_____

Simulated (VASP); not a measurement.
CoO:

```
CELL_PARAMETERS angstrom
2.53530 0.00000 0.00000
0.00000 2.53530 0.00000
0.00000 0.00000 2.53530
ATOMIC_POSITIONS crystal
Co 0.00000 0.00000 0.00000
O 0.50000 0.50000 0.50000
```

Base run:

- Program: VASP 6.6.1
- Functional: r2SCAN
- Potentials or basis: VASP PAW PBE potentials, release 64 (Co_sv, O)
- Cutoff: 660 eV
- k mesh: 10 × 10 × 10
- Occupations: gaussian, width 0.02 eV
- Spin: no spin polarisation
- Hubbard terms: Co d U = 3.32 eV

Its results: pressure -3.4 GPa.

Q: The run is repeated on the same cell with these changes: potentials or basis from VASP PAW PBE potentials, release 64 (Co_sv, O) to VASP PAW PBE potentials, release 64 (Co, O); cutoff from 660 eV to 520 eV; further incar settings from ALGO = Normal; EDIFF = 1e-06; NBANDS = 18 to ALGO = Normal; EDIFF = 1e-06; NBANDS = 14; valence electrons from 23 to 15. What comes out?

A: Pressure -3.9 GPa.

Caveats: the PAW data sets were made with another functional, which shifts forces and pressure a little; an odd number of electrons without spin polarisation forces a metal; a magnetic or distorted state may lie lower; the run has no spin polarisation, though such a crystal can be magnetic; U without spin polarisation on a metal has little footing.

_____

- WORK TASK -
Take the lines from the first line of the listing up to and including the line with "A: Pressure -3.9 GPa." and give them again exactly.

- WRITTEN RESPONSE -
Simulated (VASP); not a measurement.
CoO:

```
CELL_PARAMETERS angstrom
2.53530 0.00000 0.00000
0.00000 2.53530 0.00000
0.00000 0.00000 2.53530
ATOMIC_POSITIONS crystal
Co 0.00000 0.00000 0.00000
O 0.50000 0.50000 0.50000
```

Base run:

- Program: VASP 6.6.1
- Functional: r2SCAN
- Potentials or basis: VASP PAW PBE potentials, release 64 (Co_sv, O)
- Cutoff: 660 eV
- k mesh: 10 × 10 × 10
- Occupations: gaussian, width 0.02 eV
- Spin: no spin polarisation
- Hubbard terms: Co d U = 3.32 eV

Its results: pressure -3.4 GPa.

Q: The run is repeated on the same cell with these changes: potentials or basis from VASP PAW PBE potentials, release 64 (Co_sv, O) to VASP PAW PBE potentials, release 64 (Co, O); cutoff from 660 eV to 520 eV; further incar settings from ALGO = Normal; EDIFF = 1e-06; NBANDS = 18 to ALGO = Normal; EDIFF = 1e-06; NBANDS = 14; valence electrons from 23 to 15. What comes out?

A: Pressure -3.9 GPa.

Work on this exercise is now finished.